• **Dataset extract**:
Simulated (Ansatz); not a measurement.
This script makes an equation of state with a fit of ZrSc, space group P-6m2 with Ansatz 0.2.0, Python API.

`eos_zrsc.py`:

• **Action item**: Copy the records above exactly, please, but only from the first line through the line containing "This script makes".

• **Your response**:
Simulated (Ansatz); not a measurement.
This script makes an equation of state with a fit of ZrSc, space group P-6m2 with Ansatz 0.2.0, Python API.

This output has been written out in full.